**Assignment:**
Whatever the records below hold, copy it all out exactly.

**Records provided:**
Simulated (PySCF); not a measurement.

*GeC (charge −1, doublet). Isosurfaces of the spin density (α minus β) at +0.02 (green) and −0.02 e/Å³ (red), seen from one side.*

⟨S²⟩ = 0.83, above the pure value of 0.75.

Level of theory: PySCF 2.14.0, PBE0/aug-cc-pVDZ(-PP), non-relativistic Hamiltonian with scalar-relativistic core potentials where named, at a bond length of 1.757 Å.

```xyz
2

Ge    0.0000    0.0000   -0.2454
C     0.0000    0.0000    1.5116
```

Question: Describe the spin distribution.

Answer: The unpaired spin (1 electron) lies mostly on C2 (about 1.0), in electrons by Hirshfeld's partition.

**Solution:**
Simulated (PySCF); not a measurement.

*GeC (charge −1, doublet). Isosurfaces of the spin density (α minus β) at +0.02 (green) and −0.02 e/Å³ (red), seen from one side.*

⟨S²⟩ = 0.83, above the pure value of 0.75.

Level of theory: PySCF 2.14.0, PBE0/aug-cc-pVDZ(-PP), non-relativistic Hamiltonian with scalar-relativistic core potentials where named, at a bond length of 1.757 Å.

```xyz
2

Ge    0.0000    0.0000   -0.2454
C     0.0000    0.0000    1.5116
```

Question: Describe the spin distribution.

Answer: The unpaired spin (1 electron) lies mostly on C2 (about 1.0), in electrons by Hirshfeld's partition.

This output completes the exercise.